■ WORK ORDER
Please quote exactly the opening lines of the data, from the first line to the one where "enthalpy is minimised**" appears.

■ PROVIDED INFORMATION
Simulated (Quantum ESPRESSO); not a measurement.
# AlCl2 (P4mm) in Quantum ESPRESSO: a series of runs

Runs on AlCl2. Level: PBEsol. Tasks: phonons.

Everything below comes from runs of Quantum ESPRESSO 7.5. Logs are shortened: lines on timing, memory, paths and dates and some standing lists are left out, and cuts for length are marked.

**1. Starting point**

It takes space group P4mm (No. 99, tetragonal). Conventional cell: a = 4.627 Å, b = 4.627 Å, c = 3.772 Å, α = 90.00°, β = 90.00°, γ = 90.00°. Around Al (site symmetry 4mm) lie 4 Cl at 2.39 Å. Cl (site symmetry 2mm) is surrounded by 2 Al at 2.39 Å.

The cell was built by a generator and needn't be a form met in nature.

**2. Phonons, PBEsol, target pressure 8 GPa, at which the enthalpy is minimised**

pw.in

■ EXERCISE ANSWER
Simulated (Quantum ESPRESSO); not a measurement.
# AlCl2 (P4mm) in Quantum ESPRESSO: a series of runs

Runs on AlCl2. Level: PBEsol. Tasks: phonons.

Everything below comes from runs of Quantum ESPRESSO 7.5. Logs are shortened: lines on timing, memory, paths and dates and some standing lists are left out, and cuts for length are marked.

**1. Starting point**

It takes space group P4mm (No. 99, tetragonal). Conventional cell: a = 4.627 Å, b = 4.627 Å, c = 3.772 Å, α = 90.00°, β = 90.00°, γ = 90.00°. Around Al (site symmetry 4mm) lie 4 Cl at 2.39 Å. Cl (site symmetry 2mm) is surrounded by 2 Al at 2.39 Å.

The cell was built by a generator and needn't be a form met in nature.

**2. Phonons, PBEsol, target pressure 8 GPa, at which the enthalpy is minimised**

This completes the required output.